ASSIGNED TASK:
Exact copies of all the records below should be returned.

▬▬▬▬▬▬

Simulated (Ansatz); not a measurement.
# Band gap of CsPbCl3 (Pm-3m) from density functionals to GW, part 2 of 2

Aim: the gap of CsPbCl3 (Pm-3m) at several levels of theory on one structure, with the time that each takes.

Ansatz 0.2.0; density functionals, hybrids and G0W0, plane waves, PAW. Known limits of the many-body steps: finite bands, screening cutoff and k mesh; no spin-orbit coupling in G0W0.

▬▬▬▬▬▬

WRITTEN REPLY:
Simulated (Ansatz); not a measurement.
# Band gap of CsPbCl3 (Pm-3m) from density functionals to GW, part 2 of 2

Aim: the gap of CsPbCl3 (Pm-3m) at several levels of theory on one structure, with the time that each takes.

Ansatz 0.2.0; density functionals, hybrids and G0W0, plane waves, PAW. Known limits of the many-body steps: finite bands, screening cutoff and k mesh; no spin-orbit coupling in G0W0.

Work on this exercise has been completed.